◇ ◇ ◇ ◇ ◇

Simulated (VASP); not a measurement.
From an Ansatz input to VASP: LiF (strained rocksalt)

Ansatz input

◇ ◇ ◇ ◇ ◇

**ASSIGNMENT**
A verbatim transcription of all the entries above is required.

**ANSWER SPACE**
Simulated (VASP); not a measurement.
From an Ansatz input to VASP: LiF (strained rocksalt)

Ansatz input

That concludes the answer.